====

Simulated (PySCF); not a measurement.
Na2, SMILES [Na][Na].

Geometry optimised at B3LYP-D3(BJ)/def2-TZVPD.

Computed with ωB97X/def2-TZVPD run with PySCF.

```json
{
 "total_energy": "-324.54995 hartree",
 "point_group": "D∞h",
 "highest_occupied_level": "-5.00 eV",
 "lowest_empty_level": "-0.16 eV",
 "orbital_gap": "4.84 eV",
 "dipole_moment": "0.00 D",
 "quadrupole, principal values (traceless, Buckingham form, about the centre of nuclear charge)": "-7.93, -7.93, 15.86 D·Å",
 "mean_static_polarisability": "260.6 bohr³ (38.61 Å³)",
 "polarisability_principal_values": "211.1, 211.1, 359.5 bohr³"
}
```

====

▸ Work instruction: Reproduce the material above in full, word for word.

▸ Task answer:
Simulated (PySCF); not a measurement.
Na2, SMILES [Na][Na].

Geometry optimised at B3LYP-D3(BJ)/def2-TZVPD.

Computed with ωB97X/def2-TZVPD run with PySCF.

```json
{
 "total_energy": "-324.54995 hartree",
 "point_group": "D∞h",
 "highest_occupied_level": "-5.00 eV",
 "lowest_empty_level": "-0.16 eV",
 "orbital_gap": "4.84 eV",
 "dipole_moment": "0.00 D",
 "quadrupole, principal values (traceless, Buckingham form, about the centre of nuclear charge)": "-7.93, -7.93, 15.86 D·Å",
 "mean_static_polarisability": "260.6 bohr³ (38.61 Å³)",
 "polarisability_principal_values": "211.1, 211.1, 359.5 bohr³"
}
```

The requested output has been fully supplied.